MATERIAL PROVIDED: Begin

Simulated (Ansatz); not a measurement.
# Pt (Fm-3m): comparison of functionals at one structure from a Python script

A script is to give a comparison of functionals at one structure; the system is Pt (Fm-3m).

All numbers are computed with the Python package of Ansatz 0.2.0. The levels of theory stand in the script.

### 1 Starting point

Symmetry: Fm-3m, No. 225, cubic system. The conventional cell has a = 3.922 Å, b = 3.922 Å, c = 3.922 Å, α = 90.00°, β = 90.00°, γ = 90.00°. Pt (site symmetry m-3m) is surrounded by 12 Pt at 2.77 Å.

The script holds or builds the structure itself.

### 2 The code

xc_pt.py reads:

MATERIAL PROVIDED: End

* WORK REQUEST *
Please output the complete set of records above without any alteration.

* TASK ANSWER *
Simulated (Ansatz); not a measurement.
# Pt (Fm-3m): comparison of functionals at one structure from a Python script

A script is to give a comparison of functionals at one structure; the system is Pt (Fm-3m).

All numbers are computed with the Python package of Ansatz 0.2.0. The levels of theory stand in the script.

### 1 Starting point

Symmetry: Fm-3m, No. 225, cubic system. The conventional cell has a = 3.922 Å, b = 3.922 Å, c = 3.922 Å, α = 90.00°, β = 90.00°, γ = 90.00°. Pt (site symmetry m-3m) is surrounded by 12 Pt at 2.77 Å.

The script holds or builds the structure itself.

### 2 The code

xc_pt.py reads:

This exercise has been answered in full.